**Work request:** Starting at the top of the records, output every line through the one that contains "Write the SMILES of this molecule.", keeping each exactly as it appears.

[Listed records — start]

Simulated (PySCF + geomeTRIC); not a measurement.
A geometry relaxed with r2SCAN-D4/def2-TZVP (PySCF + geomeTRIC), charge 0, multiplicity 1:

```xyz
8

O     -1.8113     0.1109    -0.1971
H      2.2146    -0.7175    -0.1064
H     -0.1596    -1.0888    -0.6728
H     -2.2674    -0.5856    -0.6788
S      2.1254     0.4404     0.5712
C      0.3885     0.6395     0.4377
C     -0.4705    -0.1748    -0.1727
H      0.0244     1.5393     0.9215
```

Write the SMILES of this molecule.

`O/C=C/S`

[Listed records — finish]

**Written solution:**
Simulated (PySCF + geomeTRIC); not a measurement.
A geometry relaxed with r2SCAN-D4/def2-TZVP (PySCF + geomeTRIC), charge 0, multiplicity 1:

```xyz
8

O     -1.8113     0.1109    -0.1971
H      2.2146    -0.7175    -0.1064
H     -0.1596    -1.0888    -0.6728
H     -2.2674    -0.5856    -0.6788
S      2.1254     0.4404     0.5712
C      0.3885     0.6395     0.4377
C     -0.4705    -0.1748    -0.1727
H      0.0244     1.5393     0.9215
```

Write the SMILES of this molecule.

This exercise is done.